▶ **Action item**:
Return each entry below without any alteration.

▶ **Study material**:
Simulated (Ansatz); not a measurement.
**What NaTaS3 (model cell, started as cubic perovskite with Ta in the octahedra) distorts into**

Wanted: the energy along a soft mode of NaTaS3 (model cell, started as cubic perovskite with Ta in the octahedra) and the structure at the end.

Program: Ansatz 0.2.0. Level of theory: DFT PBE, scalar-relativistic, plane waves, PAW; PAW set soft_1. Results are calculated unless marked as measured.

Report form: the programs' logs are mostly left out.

▶ **Answer box**:
Simulated (Ansatz); not a measurement.
**What NaTaS3 (model cell, started as cubic perovskite with Ta in the octahedra) distorts into**

Wanted: the energy along a soft mode of NaTaS3 (model cell, started as cubic perovskite with Ta in the octahedra) and the structure at the end.

Program: Ansatz 0.2.0. Level of theory: DFT PBE, scalar-relativistic, plane waves, PAW; PAW set soft_1. Results are calculated unless marked as measured.

Report form: the programs' logs are mostly left out.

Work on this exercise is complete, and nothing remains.